Data for review below:

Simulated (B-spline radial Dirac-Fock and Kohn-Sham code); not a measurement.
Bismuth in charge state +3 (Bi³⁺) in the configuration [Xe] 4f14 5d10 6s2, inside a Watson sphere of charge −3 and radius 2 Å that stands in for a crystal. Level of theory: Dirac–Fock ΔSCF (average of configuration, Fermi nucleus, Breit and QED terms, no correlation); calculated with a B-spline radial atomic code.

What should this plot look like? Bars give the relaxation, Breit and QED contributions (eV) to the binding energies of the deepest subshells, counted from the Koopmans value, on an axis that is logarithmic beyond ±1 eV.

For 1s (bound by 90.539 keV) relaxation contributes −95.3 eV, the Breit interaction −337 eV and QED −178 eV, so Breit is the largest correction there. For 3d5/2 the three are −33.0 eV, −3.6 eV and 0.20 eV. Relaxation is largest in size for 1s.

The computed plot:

End of Data for review.

**Assignment:** Return an exact copy of the listing above, complete in every line.

**Solution:**
Simulated (B-spline radial Dirac-Fock and Kohn-Sham code); not a measurement.
Bismuth in charge state +3 (Bi³⁺) in the configuration [Xe] 4f14 5d10 6s2, inside a Watson sphere of charge −3 and radius 2 Å that stands in for a crystal. Level of theory: Dirac–Fock ΔSCF (average of configuration, Fermi nucleus, Breit and QED terms, no correlation); calculated with a B-spline radial atomic code.

What should this plot look like? Bars give the relaxation, Breit and QED contributions (eV) to the binding energies of the deepest subshells, counted from the Koopmans value, on an axis that is logarithmic beyond ±1 eV.

For 1s (bound by 90.539 keV) relaxation contributes −95.3 eV, the Breit interaction −337 eV and QED −178 eV, so Breit is the largest correction there. For 3d5/2 the three are −33.0 eV, −3.6 eV and 0.20 eV. Relaxation is largest in size for 1s.

The computed plot:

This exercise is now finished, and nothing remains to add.